Requirement
Using the records below, write out again exactly the lines that begin at the line containing "Method: RKS PBE0-D4/def2-TZVPP in Ansatz." and end at the line containing "Where is the", and no other lines.

Data provided START

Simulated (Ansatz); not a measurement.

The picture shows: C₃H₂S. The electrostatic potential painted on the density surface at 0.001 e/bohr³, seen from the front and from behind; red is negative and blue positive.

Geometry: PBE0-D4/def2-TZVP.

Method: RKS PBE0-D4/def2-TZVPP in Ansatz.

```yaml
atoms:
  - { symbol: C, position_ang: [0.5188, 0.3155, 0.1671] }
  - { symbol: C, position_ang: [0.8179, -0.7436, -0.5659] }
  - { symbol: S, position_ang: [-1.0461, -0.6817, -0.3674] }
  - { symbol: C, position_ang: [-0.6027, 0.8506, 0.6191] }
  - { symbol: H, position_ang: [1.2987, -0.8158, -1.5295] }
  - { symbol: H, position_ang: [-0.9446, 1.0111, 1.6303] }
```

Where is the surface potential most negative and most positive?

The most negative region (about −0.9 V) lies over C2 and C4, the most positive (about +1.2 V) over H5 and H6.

Data provided END

Response box
Method: RKS PBE0-D4/def2-TZVPP in Ansatz.

```yaml
atoms:
  - { symbol: C, position_ang: [0.5188, 0.3155, 0.1671] }
  - { symbol: C, position_ang: [0.8179, -0.7436, -0.5659] }
  - { symbol: S, position_ang: [-1.0461, -0.6817, -0.3674] }
  - { symbol: C, position_ang: [-0.6027, 0.8506, 0.6191] }
  - { symbol: H, position_ang: [1.2987, -0.8158, -1.5295] }
  - { symbol: H, position_ang: [-0.9446, 1.0111, 1.6303] }
```

Where is the surface potential most negative and most positive?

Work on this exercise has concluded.